BRIEF => Please output exactly the lines of the material from the first through the line containing "Change from the", and nothing more.

___ SUPPLIED ENTRIES ___
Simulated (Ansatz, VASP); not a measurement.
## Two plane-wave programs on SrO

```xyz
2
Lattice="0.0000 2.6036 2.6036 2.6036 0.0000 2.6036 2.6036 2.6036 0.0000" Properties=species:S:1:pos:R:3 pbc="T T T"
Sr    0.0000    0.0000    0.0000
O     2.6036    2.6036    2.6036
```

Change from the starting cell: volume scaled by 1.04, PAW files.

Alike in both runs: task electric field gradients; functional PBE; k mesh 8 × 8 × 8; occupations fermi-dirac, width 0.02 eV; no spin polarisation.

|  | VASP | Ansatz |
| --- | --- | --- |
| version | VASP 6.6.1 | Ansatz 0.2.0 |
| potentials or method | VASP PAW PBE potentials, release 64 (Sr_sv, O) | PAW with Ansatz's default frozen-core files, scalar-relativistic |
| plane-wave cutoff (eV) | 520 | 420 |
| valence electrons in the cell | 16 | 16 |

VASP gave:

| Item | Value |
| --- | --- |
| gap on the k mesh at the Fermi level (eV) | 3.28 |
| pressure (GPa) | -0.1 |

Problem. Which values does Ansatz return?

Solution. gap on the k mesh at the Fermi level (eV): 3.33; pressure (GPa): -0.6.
___

RESPONSE AREA =>
Simulated (Ansatz, VASP); not a measurement.
## Two plane-wave programs on SrO

```xyz
2
Lattice="0.0000 2.6036 2.6036 2.6036 0.0000 2.6036 2.6036 2.6036 0.0000" Properties=species:S:1:pos:R:3 pbc="T T T"
Sr    0.0000    0.0000    0.0000
O     2.6036    2.6036    2.6036
```

Change from the starting cell: volume scaled by 1.04, PAW files.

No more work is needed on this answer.